--------------------

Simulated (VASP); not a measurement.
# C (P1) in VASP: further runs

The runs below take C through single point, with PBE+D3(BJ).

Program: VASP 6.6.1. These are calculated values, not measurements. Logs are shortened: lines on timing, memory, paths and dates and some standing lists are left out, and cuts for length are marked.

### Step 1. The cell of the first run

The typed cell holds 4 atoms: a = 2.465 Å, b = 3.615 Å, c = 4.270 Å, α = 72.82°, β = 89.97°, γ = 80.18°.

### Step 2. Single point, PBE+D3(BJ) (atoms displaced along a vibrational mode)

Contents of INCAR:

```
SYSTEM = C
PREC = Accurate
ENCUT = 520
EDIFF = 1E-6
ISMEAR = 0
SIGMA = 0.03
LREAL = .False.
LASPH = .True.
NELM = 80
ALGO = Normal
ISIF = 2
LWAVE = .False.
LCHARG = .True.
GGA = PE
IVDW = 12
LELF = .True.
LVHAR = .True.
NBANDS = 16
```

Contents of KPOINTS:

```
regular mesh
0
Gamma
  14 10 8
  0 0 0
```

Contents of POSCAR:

--------------------

> [REQUIREMENT] Up to and including the line that contains "The typed cell", restate word for word every line of the entries, starting from the first.

> [TASK SOLUTION]
Simulated (VASP); not a measurement.
# C (P1) in VASP: further runs

The runs below take C through single point, with PBE+D3(BJ).

Program: VASP 6.6.1. These are calculated values, not measurements. Logs are shortened: lines on timing, memory, paths and dates and some standing lists are left out, and cuts for length are marked.

### Step 1. The cell of the first run

The typed cell holds 4 atoms: a = 2.465 Å, b = 3.615 Å, c = 4.270 Å, α = 72.82°, β = 89.97°, γ = 80.18°.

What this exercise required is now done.